DATA EXTRACT
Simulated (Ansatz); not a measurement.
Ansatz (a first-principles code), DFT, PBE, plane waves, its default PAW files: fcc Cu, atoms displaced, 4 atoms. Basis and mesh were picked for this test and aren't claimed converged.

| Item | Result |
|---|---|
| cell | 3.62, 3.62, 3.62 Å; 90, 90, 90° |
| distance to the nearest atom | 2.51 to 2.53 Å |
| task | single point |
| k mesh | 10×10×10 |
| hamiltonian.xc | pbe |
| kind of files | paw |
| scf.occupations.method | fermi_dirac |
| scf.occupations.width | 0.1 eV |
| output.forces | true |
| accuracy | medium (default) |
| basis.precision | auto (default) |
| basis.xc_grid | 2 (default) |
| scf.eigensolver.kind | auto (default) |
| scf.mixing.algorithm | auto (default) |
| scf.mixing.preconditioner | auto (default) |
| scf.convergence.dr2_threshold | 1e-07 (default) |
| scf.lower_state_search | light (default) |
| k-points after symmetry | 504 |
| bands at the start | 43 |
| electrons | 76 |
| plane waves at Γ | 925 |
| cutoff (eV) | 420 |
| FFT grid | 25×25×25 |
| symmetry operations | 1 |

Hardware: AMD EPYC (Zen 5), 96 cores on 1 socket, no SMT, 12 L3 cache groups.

EXERCISE
Give the exact lines, and only those, from the line containing "hamiltonian.xc | pbe |" through the line containing "scf.eigensolver.kind | auto (default) |" in the entries above.

TASK OUTPUT
| hamiltonian.xc | pbe |
| kind of files | paw |
| scf.occupations.method | fermi_dirac |
| scf.occupations.width | 0.1 eV |
| output.forces | true |
| accuracy | medium (default) |
| basis.precision | auto (default) |
| basis.xc_grid | 2 (default) |
| scf.eigensolver.kind | auto (default) |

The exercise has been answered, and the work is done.